* _WORK REQUEST_:
Copy all of the records below verbatim.

* _RECORDED INFORMATION_:
────
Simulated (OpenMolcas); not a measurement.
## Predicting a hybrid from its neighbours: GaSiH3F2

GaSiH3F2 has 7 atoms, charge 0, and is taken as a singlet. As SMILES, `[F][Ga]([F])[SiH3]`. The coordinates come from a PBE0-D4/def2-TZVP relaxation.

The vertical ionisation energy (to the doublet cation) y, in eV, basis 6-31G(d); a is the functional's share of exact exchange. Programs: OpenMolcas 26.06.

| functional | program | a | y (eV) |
────

* _EXERCISE RESULT_:
Simulated (OpenMolcas); not a measurement.
## Predicting a hybrid from its neighbours: GaSiH3F2

GaSiH3F2 has 7 atoms, charge 0, and is taken as a singlet. As SMILES, `[F][Ga]([F])[SiH3]`. The coordinates come from a PBE0-D4/def2-TZVP relaxation.

The vertical ionisation energy (to the doublet cation) y, in eV, basis 6-31G(d); a is the functional's share of exact exchange. Programs: OpenMolcas 26.06.

| functional | program | a | y (eV) |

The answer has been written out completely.